Work instruction:
Below are records; quote them exactly from the first line through the line that contains "In the def2".

Data extracts:
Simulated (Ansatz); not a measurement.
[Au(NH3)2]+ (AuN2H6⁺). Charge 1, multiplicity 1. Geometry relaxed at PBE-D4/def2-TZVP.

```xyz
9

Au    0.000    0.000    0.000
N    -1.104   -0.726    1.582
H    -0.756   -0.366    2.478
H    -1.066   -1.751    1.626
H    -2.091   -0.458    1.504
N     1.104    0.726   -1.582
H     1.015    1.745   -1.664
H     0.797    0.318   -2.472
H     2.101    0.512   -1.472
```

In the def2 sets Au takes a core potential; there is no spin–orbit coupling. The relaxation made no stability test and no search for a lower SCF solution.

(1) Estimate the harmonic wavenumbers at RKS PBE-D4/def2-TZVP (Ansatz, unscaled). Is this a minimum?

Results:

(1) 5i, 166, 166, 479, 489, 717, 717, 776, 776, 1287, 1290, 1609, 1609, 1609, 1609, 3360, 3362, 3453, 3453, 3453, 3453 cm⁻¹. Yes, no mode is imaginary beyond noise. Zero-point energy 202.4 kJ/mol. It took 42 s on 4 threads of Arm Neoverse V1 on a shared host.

Result:
Simulated (Ansatz); not a measurement.
[Au(NH3)2]+ (AuN2H6⁺). Charge 1, multiplicity 1. Geometry relaxed at PBE-D4/def2-TZVP.

```xyz
9

Au    0.000    0.000    0.000
N    -1.104   -0.726    1.582
H    -0.756   -0.366    2.478
H    -1.066   -1.751    1.626
H    -2.091   -0.458    1.504
N     1.104    0.726   -1.582
H     1.015    1.745   -1.664
H     0.797    0.318   -2.472
H     2.101    0.512   -1.472
```

In the def2 sets Au takes a core potential; there is no spin–orbit coupling. The relaxation made no stability test and no search for a lower SCF solution.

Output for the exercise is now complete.